***
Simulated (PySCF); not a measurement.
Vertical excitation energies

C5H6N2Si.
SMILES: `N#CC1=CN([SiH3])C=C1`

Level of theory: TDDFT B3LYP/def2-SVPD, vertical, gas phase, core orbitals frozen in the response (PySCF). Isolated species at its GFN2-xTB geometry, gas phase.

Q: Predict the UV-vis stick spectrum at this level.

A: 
***

WORK ORDER: An exact copy of the lines above, from the one containing "Vertical excitation energies" down to the one containing "Q: Predict the" and including both, is the whole answer; retype it and nothing else.

PROBLEM SOLUTION:
Vertical excitation energies

C5H6N2Si.
SMILES: `N#CC1=CN([SiH3])C=C1`

Level of theory: TDDFT B3LYP/def2-SVPD, vertical, gas phase, core orbitals frozen in the response (PySCF). Isolated species at its GFN2-xTB geometry, gas phase.

Q: Predict the UV-vis stick spectrum at this level.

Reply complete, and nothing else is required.